Provided material —
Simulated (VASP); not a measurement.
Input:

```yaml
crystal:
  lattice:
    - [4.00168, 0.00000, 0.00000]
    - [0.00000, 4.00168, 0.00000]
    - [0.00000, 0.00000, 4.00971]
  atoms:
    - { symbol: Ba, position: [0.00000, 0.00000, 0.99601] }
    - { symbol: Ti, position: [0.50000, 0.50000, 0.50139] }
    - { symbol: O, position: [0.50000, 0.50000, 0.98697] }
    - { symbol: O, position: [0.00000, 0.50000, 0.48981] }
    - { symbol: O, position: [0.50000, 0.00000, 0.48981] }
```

Work task — Retype every record above exactly as written.

Written solution —
Simulated (VASP); not a measurement.
Input:

```yaml
crystal:
  lattice:
    - [4.00168, 0.00000, 0.00000]
    - [0.00000, 4.00168, 0.00000]
    - [0.00000, 0.00000, 4.00971]
  atoms:
    - { symbol: Ba, position: [0.00000, 0.00000, 0.99601] }
    - { symbol: Ti, position: [0.50000, 0.50000, 0.50139] }
    - { symbol: O, position: [0.50000, 0.50000, 0.98697] }
    - { symbol: O, position: [0.00000, 0.50000, 0.48981] }
    - { symbol: O, position: [0.50000, 0.00000, 0.48981] }
```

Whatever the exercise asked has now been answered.